Required action
Give every line of the material again, exactly as written.

Dataset extract
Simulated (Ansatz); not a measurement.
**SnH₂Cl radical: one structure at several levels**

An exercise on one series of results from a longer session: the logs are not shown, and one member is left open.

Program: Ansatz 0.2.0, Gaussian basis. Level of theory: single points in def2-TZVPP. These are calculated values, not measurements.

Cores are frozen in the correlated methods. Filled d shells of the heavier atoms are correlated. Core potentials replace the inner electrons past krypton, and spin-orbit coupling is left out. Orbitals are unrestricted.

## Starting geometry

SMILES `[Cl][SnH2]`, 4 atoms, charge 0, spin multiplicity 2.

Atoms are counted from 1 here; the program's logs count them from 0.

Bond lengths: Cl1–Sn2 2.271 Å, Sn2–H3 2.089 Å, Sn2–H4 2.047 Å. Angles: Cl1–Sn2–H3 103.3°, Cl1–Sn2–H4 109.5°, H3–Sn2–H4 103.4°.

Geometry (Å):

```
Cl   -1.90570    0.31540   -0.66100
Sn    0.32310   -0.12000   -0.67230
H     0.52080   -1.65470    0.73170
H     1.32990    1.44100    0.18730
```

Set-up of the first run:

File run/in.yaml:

Worked solution
Simulated (Ansatz); not a measurement.
**SnH₂Cl radical: one structure at several levels**

An exercise on one series of results from a longer session: the logs are not shown, and one member is left open.

Program: Ansatz 0.2.0, Gaussian basis. Level of theory: single points in def2-TZVPP. These are calculated values, not measurements.

Cores are frozen in the correlated methods. Filled d shells of the heavier atoms are correlated. Core potentials replace the inner electrons past krypton, and spin-orbit coupling is left out. Orbitals are unrestricted.

## Starting geometry

SMILES `[Cl][SnH2]`, 4 atoms, charge 0, spin multiplicity 2.

Atoms are counted from 1 here; the program's logs count them from 0.

Bond lengths: Cl1–Sn2 2.271 Å, Sn2–H3 2.089 Å, Sn2–H4 2.047 Å. Angles: Cl1–Sn2–H3 103.3°, Cl1–Sn2–H4 109.5°, H3–Sn2–H4 103.4°.

Geometry (Å):

```
Cl   -1.90570    0.31540   -0.66100
Sn    0.32310   -0.12000   -0.67230
H     0.52080   -1.65470    0.73170
H     1.32990    1.44100    0.18730
```

Set-up of the first run:

File run/in.yaml:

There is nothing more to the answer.